Material supplied:
┌────────

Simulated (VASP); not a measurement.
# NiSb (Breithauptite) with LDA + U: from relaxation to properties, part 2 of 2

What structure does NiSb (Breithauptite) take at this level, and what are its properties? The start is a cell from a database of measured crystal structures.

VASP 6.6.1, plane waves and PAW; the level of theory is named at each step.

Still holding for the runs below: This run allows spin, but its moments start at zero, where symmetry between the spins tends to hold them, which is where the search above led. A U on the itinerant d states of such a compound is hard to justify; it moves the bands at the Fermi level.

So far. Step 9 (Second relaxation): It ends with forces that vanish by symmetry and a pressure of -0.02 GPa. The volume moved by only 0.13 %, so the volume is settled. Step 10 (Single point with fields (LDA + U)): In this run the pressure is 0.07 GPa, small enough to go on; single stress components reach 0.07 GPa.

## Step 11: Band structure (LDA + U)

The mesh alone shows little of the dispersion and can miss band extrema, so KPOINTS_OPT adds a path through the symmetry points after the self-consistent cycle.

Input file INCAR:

└────────

Work item: Retype all the records, matching them exactly.

Written reply:
Simulated (VASP); not a measurement.
# NiSb (Breithauptite) with LDA + U: from relaxation to properties, part 2 of 2

What structure does NiSb (Breithauptite) take at this level, and what are its properties? The start is a cell from a database of measured crystal structures.

VASP 6.6.1, plane waves and PAW; the level of theory is named at each step.

Still holding for the runs below: This run allows spin, but its moments start at zero, where symmetry between the spins tends to hold them, which is where the search above led. A U on the itinerant d states of such a compound is hard to justify; it moves the bands at the Fermi level.

So far. Step 9 (Second relaxation): It ends with forces that vanish by symmetry and a pressure of -0.02 GPa. The volume moved by only 0.13 %, so the volume is settled. Step 10 (Single point with fields (LDA + U)): In this run the pressure is 0.07 GPa, small enough to go on; single stress components reach 0.07 GPa.

## Step 11: Band structure (LDA + U)

The mesh alone shows little of the dispersion and can miss band extrema, so KPOINTS_OPT adds a path through the symmetry points after the self-consistent cycle.

Input file INCAR:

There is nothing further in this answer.